-------------------------
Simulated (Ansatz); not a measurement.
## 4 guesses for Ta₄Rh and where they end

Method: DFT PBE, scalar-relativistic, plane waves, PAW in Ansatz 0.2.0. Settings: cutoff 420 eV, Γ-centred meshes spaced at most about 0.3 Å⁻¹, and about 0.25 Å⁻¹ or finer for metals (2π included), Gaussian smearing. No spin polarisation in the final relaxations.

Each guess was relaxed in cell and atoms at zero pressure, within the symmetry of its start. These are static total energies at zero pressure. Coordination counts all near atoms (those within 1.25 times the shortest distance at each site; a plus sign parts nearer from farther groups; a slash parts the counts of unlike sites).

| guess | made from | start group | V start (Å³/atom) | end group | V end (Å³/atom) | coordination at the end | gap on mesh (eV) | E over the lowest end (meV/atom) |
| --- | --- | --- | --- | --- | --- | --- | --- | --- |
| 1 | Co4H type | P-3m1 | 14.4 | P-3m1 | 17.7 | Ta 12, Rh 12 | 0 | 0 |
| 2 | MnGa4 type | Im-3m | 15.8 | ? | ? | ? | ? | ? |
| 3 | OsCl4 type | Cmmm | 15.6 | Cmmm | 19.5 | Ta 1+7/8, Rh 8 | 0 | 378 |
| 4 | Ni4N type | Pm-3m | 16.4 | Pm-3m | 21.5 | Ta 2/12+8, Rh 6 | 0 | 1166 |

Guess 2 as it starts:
-------------------------

**Assignment**
Starting at the first line of the entries above, please extract each line up to and including the line with "Each guess was", unchanged, and add nothing.

**Response box**
Simulated (Ansatz); not a measurement.
## 4 guesses for Ta₄Rh and where they end

Method: DFT PBE, scalar-relativistic, plane waves, PAW in Ansatz 0.2.0. Settings: cutoff 420 eV, Γ-centred meshes spaced at most about 0.3 Å⁻¹, and about 0.25 Å⁻¹ or finer for metals (2π included), Gaussian smearing. No spin polarisation in the final relaxations.

Each guess was relaxed in cell and atoms at zero pressure, within the symmetry of its start. These are static total energies at zero pressure. Coordination counts all near atoms (those within 1.25 times the shortest distance at each site; a plus sign parts nearer from farther groups; a slash parts the counts of unlike sites).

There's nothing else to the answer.